**WORK ITEM:** Taking the entries below from the top, restate each line exactly and end with the line containing "Alike in all".

※ ※ ※

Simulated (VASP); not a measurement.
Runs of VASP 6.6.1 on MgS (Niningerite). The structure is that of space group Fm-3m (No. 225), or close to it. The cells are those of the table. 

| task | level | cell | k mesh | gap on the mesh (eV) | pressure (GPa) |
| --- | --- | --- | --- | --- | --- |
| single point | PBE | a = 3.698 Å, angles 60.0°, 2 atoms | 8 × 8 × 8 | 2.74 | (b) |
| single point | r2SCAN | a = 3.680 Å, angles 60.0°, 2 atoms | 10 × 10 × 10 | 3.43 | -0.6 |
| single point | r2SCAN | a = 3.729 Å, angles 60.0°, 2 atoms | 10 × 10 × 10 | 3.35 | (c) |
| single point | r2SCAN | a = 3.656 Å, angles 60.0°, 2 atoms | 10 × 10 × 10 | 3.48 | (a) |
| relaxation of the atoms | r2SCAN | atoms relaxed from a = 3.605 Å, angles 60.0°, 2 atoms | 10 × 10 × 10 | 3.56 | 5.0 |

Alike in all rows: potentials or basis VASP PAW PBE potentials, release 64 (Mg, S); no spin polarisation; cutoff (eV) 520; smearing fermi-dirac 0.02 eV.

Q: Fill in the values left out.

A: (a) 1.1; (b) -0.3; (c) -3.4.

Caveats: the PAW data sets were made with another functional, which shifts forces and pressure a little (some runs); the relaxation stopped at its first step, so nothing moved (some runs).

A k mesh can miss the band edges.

※ ※ ※

**ANSWER BOX:**
Simulated (VASP); not a measurement.
Runs of VASP 6.6.1 on MgS (Niningerite). The structure is that of space group Fm-3m (No. 225), or close to it. The cells are those of the table. 

| task | level | cell | k mesh | gap on the mesh (eV) | pressure (GPa) |
| --- | --- | --- | --- | --- | --- |
| single point | PBE | a = 3.698 Å, angles 60.0°, 2 atoms | 8 × 8 × 8 | 2.74 | (b) |
| single point | r2SCAN | a = 3.680 Å, angles 60.0°, 2 atoms | 10 × 10 × 10 | 3.43 | -0.6 |
| single point | r2SCAN | a = 3.729 Å, angles 60.0°, 2 atoms | 10 × 10 × 10 | 3.35 | (c) |
| single point | r2SCAN | a = 3.656 Å, angles 60.0°, 2 atoms | 10 × 10 × 10 | 3.48 | (a) |
| relaxation of the atoms | r2SCAN | atoms relaxed from a = 3.605 Å, angles 60.0°, 2 atoms | 10 × 10 × 10 | 3.56 | 5.0 |

Alike in all rows: potentials or basis VASP PAW PBE potentials, release 64 (Mg, S); no spin polarisation; cutoff (eV) 520; smearing fermi-dirac 0.02 eV.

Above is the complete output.